Segment Start: Dataset
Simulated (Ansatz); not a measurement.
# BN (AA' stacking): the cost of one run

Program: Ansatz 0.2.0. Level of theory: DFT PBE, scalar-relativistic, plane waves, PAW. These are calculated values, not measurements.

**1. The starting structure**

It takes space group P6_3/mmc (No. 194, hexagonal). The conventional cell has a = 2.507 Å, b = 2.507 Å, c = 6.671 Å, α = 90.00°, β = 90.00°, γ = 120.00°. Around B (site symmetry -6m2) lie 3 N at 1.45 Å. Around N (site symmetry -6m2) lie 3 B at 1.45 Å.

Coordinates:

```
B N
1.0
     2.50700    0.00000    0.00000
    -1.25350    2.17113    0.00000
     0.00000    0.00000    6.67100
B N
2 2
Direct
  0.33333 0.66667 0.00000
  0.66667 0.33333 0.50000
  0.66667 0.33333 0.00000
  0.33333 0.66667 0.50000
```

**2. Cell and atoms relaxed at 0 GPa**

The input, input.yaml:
Segment End: Dataset

Retype the listing above in full, with no alterations.

| Exercise solution |
Simulated (Ansatz); not a measurement.
# BN (AA' stacking): the cost of one run

Program: Ansatz 0.2.0. Level of theory: DFT PBE, scalar-relativistic, plane waves, PAW. These are calculated values, not measurements.

**1. The starting structure**

It takes space group P6_3/mmc (No. 194, hexagonal). The conventional cell has a = 2.507 Å, b = 2.507 Å, c = 6.671 Å, α = 90.00°, β = 90.00°, γ = 120.00°. Around B (site symmetry -6m2) lie 3 N at 1.45 Å. Around N (site symmetry -6m2) lie 3 B at 1.45 Å.

Coordinates:

```
B N
1.0
     2.50700    0.00000    0.00000
    -1.25350    2.17113    0.00000
     0.00000    0.00000    6.67100
B N
2 2
Direct
  0.33333 0.66667 0.00000
  0.66667 0.33333 0.50000
  0.66667 0.33333 0.00000
  0.33333 0.66667 0.50000
```

**2. Cell and atoms relaxed at 0 GPa**

The input, input.yaml:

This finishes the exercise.